BRIEF ▸ The expected output is a verbatim reprint of the lines from the beginning of the data that follows through the line that contains "Task: Predict the relaxed cell.".

STUDY MATERIAL ▸
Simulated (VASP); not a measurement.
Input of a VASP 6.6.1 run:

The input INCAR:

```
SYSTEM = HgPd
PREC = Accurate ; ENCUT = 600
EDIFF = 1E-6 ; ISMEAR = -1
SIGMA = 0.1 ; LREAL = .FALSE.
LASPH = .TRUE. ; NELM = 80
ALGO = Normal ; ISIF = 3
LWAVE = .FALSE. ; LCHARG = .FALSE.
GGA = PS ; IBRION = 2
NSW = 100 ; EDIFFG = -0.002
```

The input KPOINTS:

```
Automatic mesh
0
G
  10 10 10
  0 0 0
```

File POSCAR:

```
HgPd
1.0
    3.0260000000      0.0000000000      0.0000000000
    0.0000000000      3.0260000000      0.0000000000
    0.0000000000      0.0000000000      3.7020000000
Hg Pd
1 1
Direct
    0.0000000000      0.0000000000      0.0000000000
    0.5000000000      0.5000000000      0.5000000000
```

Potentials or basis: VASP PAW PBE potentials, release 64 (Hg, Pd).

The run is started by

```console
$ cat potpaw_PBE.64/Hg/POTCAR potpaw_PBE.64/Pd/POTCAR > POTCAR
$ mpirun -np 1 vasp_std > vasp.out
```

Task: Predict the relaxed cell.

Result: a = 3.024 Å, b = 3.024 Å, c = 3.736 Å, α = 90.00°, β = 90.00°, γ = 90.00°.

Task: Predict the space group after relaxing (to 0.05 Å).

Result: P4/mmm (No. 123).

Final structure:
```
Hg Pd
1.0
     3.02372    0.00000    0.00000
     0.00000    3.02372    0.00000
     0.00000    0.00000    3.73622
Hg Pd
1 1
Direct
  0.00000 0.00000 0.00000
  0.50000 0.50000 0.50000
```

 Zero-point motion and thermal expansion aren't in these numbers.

EXERCISE SOLUTION ▸
Simulated (VASP); not a measurement.
Input of a VASP 6.6.1 run:

The input INCAR:

```
SYSTEM = HgPd
PREC = Accurate ; ENCUT = 600
EDIFF = 1E-6 ; ISMEAR = -1
SIGMA = 0.1 ; LREAL = .FALSE.
LASPH = .TRUE. ; NELM = 80
ALGO = Normal ; ISIF = 3
LWAVE = .FALSE. ; LCHARG = .FALSE.
GGA = PS ; IBRION = 2
NSW = 100 ; EDIFFG = -0.002
```

The input KPOINTS:

```
Automatic mesh
0
G
  10 10 10
  0 0 0
```

File POSCAR:

```
HgPd
1.0
    3.0260000000      0.0000000000      0.0000000000
    0.0000000000      3.0260000000      0.0000000000
    0.0000000000      0.0000000000      3.7020000000
Hg Pd
1 1
Direct
    0.0000000000      0.0000000000      0.0000000000
    0.5000000000      0.5000000000      0.5000000000
```

Potentials or basis: VASP PAW PBE potentials, release 64 (Hg, Pd).

The run is started by

```console
$ cat potpaw_PBE.64/Hg/POTCAR potpaw_PBE.64/Pd/POTCAR > POTCAR
$ mpirun -np 1 vasp_std > vasp.out
```

Task: Predict the relaxed cell.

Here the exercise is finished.